____________

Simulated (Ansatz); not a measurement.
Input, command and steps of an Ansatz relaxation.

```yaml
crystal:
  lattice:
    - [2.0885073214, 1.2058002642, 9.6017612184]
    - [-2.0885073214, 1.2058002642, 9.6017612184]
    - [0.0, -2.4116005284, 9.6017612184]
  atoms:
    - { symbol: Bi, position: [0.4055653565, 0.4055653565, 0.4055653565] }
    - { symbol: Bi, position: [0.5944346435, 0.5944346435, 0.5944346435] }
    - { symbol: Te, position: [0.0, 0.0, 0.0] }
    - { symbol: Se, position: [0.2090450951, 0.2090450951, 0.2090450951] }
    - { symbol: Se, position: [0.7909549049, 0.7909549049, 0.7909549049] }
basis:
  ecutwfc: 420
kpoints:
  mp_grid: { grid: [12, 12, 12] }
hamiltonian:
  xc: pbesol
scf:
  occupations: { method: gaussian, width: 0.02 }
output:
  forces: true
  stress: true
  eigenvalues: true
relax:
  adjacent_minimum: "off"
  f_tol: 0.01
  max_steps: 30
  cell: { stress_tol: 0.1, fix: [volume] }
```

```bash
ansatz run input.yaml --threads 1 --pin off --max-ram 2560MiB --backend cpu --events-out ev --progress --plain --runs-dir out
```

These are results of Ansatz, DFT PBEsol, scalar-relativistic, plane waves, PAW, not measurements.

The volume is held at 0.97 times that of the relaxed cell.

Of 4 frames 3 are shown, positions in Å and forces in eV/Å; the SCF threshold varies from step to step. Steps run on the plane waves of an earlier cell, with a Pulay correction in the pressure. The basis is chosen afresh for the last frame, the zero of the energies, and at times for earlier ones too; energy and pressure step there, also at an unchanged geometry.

____________

### Assignment
Exactly the lines above from the one with "These are results" to the one with "The volume is", both included, are to be quoted; leave the rest out.

### Exercise response
These are results of Ansatz, DFT PBEsol, scalar-relativistic, plane waves, PAW, not measurements.

The volume is held at 0.97 times that of the relaxed cell.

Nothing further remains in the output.